[Provided records Boundary: Start]

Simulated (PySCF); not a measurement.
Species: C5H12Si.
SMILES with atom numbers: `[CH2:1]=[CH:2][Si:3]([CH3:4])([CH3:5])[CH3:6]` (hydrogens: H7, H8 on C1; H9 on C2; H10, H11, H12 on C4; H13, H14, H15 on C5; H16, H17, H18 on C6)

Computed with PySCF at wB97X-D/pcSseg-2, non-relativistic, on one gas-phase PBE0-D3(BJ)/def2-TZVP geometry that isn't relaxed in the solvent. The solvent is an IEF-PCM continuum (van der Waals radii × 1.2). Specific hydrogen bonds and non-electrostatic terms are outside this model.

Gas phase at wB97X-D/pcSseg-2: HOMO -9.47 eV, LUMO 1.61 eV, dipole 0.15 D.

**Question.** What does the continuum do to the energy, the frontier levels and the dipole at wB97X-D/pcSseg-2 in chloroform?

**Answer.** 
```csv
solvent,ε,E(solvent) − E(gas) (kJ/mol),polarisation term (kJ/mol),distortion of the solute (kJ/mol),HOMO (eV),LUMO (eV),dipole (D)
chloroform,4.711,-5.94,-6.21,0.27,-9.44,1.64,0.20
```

[Provided records Boundary: End]

Taking the entries above, restate exactly those lines that fall between the line with "SMILES with atom" and the line with "Gas phase at", keeping both of those lines too.

▶ Solution
SMILES with atom numbers: `[CH2:1]=[CH:2][Si:3]([CH3:4])([CH3:5])[CH3:6]` (hydrogens: H7, H8 on C1; H9 on C2; H10, H11, H12 on C4; H13, H14, H15 on C5; H16, H17, H18 on C6)

Computed with PySCF at wB97X-D/pcSseg-2, non-relativistic, on one gas-phase PBE0-D3(BJ)/def2-TZVP geometry that isn't relaxed in the solvent. The solvent is an IEF-PCM continuum (van der Waals radii × 1.2). Specific hydrogen bonds and non-electrostatic terms are outside this model.

Gas phase at wB97X-D/pcSseg-2: HOMO -9.47 eV, LUMO 1.61 eV, dipole 0.15 D.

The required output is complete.